Assigned task
From the first line to the last, copy the listing below word for word.

Provided data
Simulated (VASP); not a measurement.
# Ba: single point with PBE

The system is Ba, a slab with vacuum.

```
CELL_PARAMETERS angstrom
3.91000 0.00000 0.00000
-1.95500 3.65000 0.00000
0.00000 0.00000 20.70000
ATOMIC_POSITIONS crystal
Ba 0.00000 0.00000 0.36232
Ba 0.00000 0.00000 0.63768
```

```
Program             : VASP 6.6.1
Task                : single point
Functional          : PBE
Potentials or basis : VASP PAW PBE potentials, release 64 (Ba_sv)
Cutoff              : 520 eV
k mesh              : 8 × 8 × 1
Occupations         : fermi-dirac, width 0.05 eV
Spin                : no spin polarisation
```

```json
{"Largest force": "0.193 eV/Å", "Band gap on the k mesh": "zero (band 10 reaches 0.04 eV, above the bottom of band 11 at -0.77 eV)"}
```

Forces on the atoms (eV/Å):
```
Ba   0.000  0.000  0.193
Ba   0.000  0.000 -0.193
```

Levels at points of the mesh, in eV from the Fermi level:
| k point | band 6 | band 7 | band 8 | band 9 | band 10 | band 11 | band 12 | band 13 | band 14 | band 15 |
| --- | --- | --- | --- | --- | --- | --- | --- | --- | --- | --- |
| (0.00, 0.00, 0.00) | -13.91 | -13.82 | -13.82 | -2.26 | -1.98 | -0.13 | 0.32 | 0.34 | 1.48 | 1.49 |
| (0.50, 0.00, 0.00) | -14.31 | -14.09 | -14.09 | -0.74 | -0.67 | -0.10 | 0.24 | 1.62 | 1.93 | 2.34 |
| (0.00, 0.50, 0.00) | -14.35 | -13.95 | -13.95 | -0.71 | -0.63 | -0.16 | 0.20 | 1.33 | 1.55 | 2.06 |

Task result
Simulated (VASP); not a measurement.
# Ba: single point with PBE

The system is Ba, a slab with vacuum.

```
CELL_PARAMETERS angstrom
3.91000 0.00000 0.00000
-1.95500 3.65000 0.00000
0.00000 0.00000 20.70000
ATOMIC_POSITIONS crystal
Ba 0.00000 0.00000 0.36232
Ba 0.00000 0.00000 0.63768
```

```
Program             : VASP 6.6.1
Task                : single point
Functional          : PBE
Potentials or basis : VASP PAW PBE potentials, release 64 (Ba_sv)
Cutoff              : 520 eV
k mesh              : 8 × 8 × 1
Occupations         : fermi-dirac, width 0.05 eV
Spin                : no spin polarisation
```

```json
{"Largest force": "0.193 eV/Å", "Band gap on the k mesh": "zero (band 10 reaches 0.04 eV, above the bottom of band 11 at -0.77 eV)"}
```

Forces on the atoms (eV/Å):
```
Ba   0.000  0.000  0.193
Ba   0.000  0.000 -0.193
```

Levels at points of the mesh, in eV from the Fermi level:
| k point | band 6 | band 7 | band 8 | band 9 | band 10 | band 11 | band 12 | band 13 | band 14 | band 15 |
| --- | --- | --- | --- | --- | --- | --- | --- | --- | --- | --- |
| (0.00, 0.00, 0.00) | -13.91 | -13.82 | -13.82 | -2.26 | -1.98 | -0.13 | 0.32 | 0.34 | 1.48 | 1.49 |
| (0.50, 0.00, 0.00) | -14.31 | -14.09 | -14.09 | -0.74 | -0.67 | -0.10 | 0.24 | 1.62 | 1.93 | 2.34 |
| (0.00, 0.50, 0.00) | -14.35 | -13.95 | -13.95 | -0.71 | -0.63 | -0.16 | 0.20 | 1.33 | 1.55 | 2.06 |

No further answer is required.